Top of Supplied information

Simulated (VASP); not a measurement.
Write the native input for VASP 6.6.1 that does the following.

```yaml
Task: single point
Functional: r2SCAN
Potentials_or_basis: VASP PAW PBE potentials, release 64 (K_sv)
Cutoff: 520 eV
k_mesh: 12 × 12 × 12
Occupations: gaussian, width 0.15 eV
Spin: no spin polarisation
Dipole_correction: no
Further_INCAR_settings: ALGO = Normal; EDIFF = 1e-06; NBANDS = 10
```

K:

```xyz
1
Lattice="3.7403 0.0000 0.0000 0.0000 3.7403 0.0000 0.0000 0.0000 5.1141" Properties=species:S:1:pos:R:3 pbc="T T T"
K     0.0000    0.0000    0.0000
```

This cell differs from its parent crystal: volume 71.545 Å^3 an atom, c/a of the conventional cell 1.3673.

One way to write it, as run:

Bottom of Supplied information

**Requirement**. All of the data above needs to be retyped exactly, with each line as it stands.

**Answer section**.
Simulated (VASP); not a measurement.
Write the native input for VASP 6.6.1 that does the following.

```yaml
Task: single point
Functional: r2SCAN
Potentials_or_basis: VASP PAW PBE potentials, release 64 (K_sv)
Cutoff: 520 eV
k_mesh: 12 × 12 × 12
Occupations: gaussian, width 0.15 eV
Spin: no spin polarisation
Dipole_correction: no
Further_INCAR_settings: ALGO = Normal; EDIFF = 1e-06; NBANDS = 10
```

K:

```xyz
1
Lattice="3.7403 0.0000 0.0000 0.0000 3.7403 0.0000 0.0000 0.0000 5.1141" Properties=species:S:1:pos:R:3 pbc="T T T"
K     0.0000    0.0000    0.0000
```

This cell differs from its parent crystal: volume 71.545 Å^3 an atom, c/a of the conventional cell 1.3673.

One way to write it, as run:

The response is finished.